WORK INSTRUCTION: Copy every record exactly. Nothing may be skipped.

*** Opening THE DATA ***

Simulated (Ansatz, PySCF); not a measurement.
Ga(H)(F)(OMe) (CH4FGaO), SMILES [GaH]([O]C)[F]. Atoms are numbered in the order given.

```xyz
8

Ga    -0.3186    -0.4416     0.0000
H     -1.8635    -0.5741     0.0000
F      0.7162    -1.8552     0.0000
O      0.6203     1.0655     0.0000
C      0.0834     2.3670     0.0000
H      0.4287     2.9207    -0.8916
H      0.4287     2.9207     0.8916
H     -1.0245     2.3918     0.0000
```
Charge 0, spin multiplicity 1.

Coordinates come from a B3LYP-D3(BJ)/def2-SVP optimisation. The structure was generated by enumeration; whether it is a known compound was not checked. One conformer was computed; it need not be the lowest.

*** Closing THE DATA ***

RESPONSE:
Simulated (Ansatz, PySCF); not a measurement.
Ga(H)(F)(OMe) (CH4FGaO), SMILES [GaH]([O]C)[F]. Atoms are numbered in the order given.

```xyz
8

Ga    -0.3186    -0.4416     0.0000
H     -1.8635    -0.5741     0.0000
F      0.7162    -1.8552     0.0000
O      0.6203     1.0655     0.0000
C      0.0834     2.3670     0.0000
H      0.4287     2.9207    -0.8916
H      0.4287     2.9207     0.8916
H     -1.0245     2.3918     0.0000
```
Charge 0, spin multiplicity 1.

Coordinates come from a B3LYP-D3(BJ)/def2-SVP optimisation. The structure was generated by enumeration; whether it is a known compound was not checked. One conformer was computed; it need not be the lowest.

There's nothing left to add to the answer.